- Data for analysis:
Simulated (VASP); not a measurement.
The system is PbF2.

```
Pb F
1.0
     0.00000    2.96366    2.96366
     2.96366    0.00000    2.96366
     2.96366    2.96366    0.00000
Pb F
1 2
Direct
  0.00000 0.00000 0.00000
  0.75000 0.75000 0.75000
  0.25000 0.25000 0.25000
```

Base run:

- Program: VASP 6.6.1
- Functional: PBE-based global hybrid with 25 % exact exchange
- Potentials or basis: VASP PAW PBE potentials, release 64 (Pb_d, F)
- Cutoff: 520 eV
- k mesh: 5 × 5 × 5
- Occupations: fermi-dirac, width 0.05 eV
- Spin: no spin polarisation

- Action item: Every line above needs to be retyped exactly.

- Written response:
Simulated (VASP); not a measurement.
The system is PbF2.

```
Pb F
1.0
     0.00000    2.96366    2.96366
     2.96366    0.00000    2.96366
     2.96366    2.96366    0.00000
Pb F
1 2
Direct
  0.00000 0.00000 0.00000
  0.75000 0.75000 0.75000
  0.25000 0.25000 0.25000
```

Base run:

- Program: VASP 6.6.1
- Functional: PBE-based global hybrid with 25 % exact exchange
- Potentials or basis: VASP PAW PBE potentials, release 64 (Pb_d, F)
- Cutoff: 520 eV
- k mesh: 5 × 5 × 5
- Occupations: fermi-dirac, width 0.05 eV
- Spin: no spin polarisation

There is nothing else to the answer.